Exercise:
Take the records below and write them out again exactly.

[Records provided — start]

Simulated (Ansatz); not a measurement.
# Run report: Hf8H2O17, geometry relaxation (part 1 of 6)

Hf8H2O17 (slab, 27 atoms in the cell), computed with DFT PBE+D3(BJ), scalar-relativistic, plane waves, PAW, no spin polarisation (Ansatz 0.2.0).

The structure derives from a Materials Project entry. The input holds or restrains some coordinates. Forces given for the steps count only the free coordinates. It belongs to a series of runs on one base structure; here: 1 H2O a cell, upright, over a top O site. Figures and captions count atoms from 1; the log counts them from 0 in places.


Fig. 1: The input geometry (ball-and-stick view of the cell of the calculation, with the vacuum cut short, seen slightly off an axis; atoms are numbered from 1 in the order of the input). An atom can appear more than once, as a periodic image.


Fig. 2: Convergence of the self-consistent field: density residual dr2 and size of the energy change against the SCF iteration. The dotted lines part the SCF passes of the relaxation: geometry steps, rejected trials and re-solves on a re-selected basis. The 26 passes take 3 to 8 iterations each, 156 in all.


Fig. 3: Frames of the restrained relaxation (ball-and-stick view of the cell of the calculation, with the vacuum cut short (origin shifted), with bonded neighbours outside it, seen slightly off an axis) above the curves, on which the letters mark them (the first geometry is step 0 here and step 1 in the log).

[Records provided — finish]

Problem solution:
Simulated (Ansatz); not a measurement.
# Run report: Hf8H2O17, geometry relaxation (part 1 of 6)

Hf8H2O17 (slab, 27 atoms in the cell), computed with DFT PBE+D3(BJ), scalar-relativistic, plane waves, PAW, no spin polarisation (Ansatz 0.2.0).

The structure derives from a Materials Project entry. The input holds or restrains some coordinates. Forces given for the steps count only the free coordinates. It belongs to a series of runs on one base structure; here: 1 H2O a cell, upright, over a top O site. Figures and captions count atoms from 1; the log counts them from 0 in places.


Fig. 1: The input geometry (ball-and-stick view of the cell of the calculation, with the vacuum cut short, seen slightly off an axis; atoms are numbered from 1 in the order of the input). An atom can appear more than once, as a periodic image.


Fig. 2: Convergence of the self-consistent field: density residual dr2 and size of the energy change against the SCF iteration. The dotted lines part the SCF passes of the relaxation: geometry steps, rejected trials and re-solves on a re-selected basis. The 26 passes take 3 to 8 iterations each, 156 in all.


Fig. 3: Frames of the restrained relaxation (ball-and-stick view of the cell of the calculation, with the vacuum cut short (origin shifted), with bonded neighbours outside it, seen slightly off an axis) above the curves, on which the letters mark them (the first geometry is step 0 here and step 1 in the log).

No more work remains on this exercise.